Copy every line below exactly.

::::::

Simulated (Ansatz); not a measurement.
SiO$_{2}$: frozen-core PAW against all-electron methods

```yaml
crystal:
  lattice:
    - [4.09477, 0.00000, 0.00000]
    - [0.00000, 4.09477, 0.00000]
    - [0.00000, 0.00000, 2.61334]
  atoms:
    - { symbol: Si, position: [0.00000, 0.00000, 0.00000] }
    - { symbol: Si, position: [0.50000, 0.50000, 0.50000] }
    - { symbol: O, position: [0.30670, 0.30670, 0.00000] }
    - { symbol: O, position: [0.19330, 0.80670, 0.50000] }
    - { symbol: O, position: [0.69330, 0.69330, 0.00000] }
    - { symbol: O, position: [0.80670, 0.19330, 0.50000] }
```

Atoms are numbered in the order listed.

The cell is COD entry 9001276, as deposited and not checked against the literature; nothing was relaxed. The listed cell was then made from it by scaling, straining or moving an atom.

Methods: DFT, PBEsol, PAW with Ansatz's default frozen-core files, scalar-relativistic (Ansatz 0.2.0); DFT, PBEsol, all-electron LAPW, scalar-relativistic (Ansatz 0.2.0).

::::::

## [EXERCISE RESULT]
Simulated (Ansatz); not a measurement.
SiO$_{2}$: frozen-core PAW against all-electron methods

```yaml
crystal:
  lattice:
    - [4.09477, 0.00000, 0.00000]
    - [0.00000, 4.09477, 0.00000]
    - [0.00000, 0.00000, 2.61334]
  atoms:
    - { symbol: Si, position: [0.00000, 0.00000, 0.00000] }
    - { symbol: Si, position: [0.50000, 0.50000, 0.50000] }
    - { symbol: O, position: [0.30670, 0.30670, 0.00000] }
    - { symbol: O, position: [0.19330, 0.80670, 0.50000] }
    - { symbol: O, position: [0.69330, 0.69330, 0.00000] }
    - { symbol: O, position: [0.80670, 0.19330, 0.50000] }
```

Atoms are numbered in the order listed.

The cell is COD entry 9001276, as deposited and not checked against the literature; nothing was relaxed. The listed cell was then made from it by scaling, straining or moving an atom.

Methods: DFT, PBEsol, PAW with Ansatz's default frozen-core files, scalar-relativistic (Ansatz 0.2.0); DFT, PBEsol, all-electron LAPW, scalar-relativistic (Ansatz 0.2.0).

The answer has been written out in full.